## BRIEF
Return every record below exactly as written.

INFORMATION PROVIDED: Begin

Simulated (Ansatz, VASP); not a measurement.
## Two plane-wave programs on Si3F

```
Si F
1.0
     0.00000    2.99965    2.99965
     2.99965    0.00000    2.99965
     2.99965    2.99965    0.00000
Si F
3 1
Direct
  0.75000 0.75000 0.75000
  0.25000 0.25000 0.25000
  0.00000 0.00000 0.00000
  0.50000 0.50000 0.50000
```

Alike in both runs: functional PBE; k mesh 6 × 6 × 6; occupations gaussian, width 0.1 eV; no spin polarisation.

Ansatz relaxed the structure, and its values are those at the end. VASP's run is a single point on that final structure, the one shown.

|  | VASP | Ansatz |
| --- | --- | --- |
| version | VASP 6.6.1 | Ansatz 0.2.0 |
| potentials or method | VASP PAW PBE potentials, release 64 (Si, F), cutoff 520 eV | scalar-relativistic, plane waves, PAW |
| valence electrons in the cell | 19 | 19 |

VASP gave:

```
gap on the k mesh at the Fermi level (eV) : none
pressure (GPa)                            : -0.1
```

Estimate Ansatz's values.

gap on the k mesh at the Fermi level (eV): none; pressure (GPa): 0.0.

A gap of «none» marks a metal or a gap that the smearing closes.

INFORMATION PROVIDED: End

## EXERCISE RESULT
Simulated (Ansatz, VASP); not a measurement.
## Two plane-wave programs on Si3F

```
Si F
1.0
     0.00000    2.99965    2.99965
     2.99965    0.00000    2.99965
     2.99965    2.99965    0.00000
Si F
3 1
Direct
  0.75000 0.75000 0.75000
  0.25000 0.25000 0.25000
  0.00000 0.00000 0.00000
  0.50000 0.50000 0.50000
```

Alike in both runs: functional PBE; k mesh 6 × 6 × 6; occupations gaussian, width 0.1 eV; no spin polarisation.

Ansatz relaxed the structure, and its values are those at the end. VASP's run is a single point on that final structure, the one shown.

|  | VASP | Ansatz |
| --- | --- | --- |
| version | VASP 6.6.1 | Ansatz 0.2.0 |
| potentials or method | VASP PAW PBE potentials, release 64 (Si, F), cutoff 520 eV | scalar-relativistic, plane waves, PAW |
| valence electrons in the cell | 19 | 19 |

VASP gave:

```
gap on the k mesh at the Fermi level (eV) : none
pressure (GPa)                            : -0.1
```

Estimate Ansatz's values.

gap on the k mesh at the Fermi level (eV): none; pressure (GPa): 0.0.

A gap of «none» marks a metal or a gap that the smearing closes.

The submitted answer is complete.